## Extracted records
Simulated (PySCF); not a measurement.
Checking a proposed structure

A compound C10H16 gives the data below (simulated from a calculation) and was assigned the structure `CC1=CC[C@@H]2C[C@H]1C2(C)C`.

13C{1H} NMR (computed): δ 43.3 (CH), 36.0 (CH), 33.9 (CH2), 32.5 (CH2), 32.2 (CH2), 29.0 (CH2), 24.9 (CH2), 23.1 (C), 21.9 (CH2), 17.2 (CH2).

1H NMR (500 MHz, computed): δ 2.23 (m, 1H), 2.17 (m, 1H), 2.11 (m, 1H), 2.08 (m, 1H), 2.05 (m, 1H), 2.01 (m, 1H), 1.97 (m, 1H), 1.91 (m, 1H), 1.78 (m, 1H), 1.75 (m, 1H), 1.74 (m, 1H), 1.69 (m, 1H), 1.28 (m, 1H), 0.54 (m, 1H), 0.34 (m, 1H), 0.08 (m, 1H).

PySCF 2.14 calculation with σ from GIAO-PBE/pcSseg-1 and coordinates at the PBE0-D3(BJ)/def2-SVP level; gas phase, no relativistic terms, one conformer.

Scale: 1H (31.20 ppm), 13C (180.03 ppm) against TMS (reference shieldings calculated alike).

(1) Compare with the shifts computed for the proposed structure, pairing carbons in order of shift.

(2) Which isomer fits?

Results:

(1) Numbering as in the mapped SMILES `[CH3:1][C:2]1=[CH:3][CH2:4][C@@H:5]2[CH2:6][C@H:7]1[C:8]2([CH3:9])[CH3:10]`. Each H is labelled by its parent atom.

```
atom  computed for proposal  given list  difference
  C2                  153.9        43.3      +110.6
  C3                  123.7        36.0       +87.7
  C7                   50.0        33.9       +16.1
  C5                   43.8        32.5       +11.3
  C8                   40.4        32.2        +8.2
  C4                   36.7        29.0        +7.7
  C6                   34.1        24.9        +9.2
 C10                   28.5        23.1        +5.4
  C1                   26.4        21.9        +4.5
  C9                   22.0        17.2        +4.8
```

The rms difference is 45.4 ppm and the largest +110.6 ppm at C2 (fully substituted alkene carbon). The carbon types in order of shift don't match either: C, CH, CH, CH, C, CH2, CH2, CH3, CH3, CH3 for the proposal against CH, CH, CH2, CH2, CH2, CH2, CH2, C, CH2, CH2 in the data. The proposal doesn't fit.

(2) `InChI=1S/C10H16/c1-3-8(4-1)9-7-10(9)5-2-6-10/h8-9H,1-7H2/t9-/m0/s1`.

## Assignment
Would you print, exactly as written, every line above from the one holding "(2) Which isomer fits?" through the one holding "The rms difference", with both included and no other lines?

## Task solution
(2) Which isomer fits?

Results:

(1) Numbering as in the mapped SMILES `[CH3:1][C:2]1=[CH:3][CH2:4][C@@H:5]2[CH2:6][C@H:7]1[C:8]2([CH3:9])[CH3:10]`. Each H is labelled by its parent atom.

```
atom  computed for proposal  given list  difference
  C2                  153.9        43.3      +110.6
  C3                  123.7        36.0       +87.7
  C7                   50.0        33.9       +16.1
  C5                   43.8        32.5       +11.3
  C8                   40.4        32.2        +8.2
  C4                   36.7        29.0        +7.7
  C6                   34.1        24.9        +9.2
 C10                   28.5        23.1        +5.4
  C1                   26.4        21.9        +4.5
  C9                   22.0        17.2        +4.8
```

The rms difference is 45.4 ppm and the largest +110.6 ppm at C2 (fully substituted alkene carbon). The carbon types in order of shift don't match either: C, CH, CH, CH, C, CH2, CH2, CH3, CH3, CH3 for the proposal against CH, CH, CH2, CH2, CH2, CH2, CH2, C, CH2, CH2 in the data. The proposal doesn't fit.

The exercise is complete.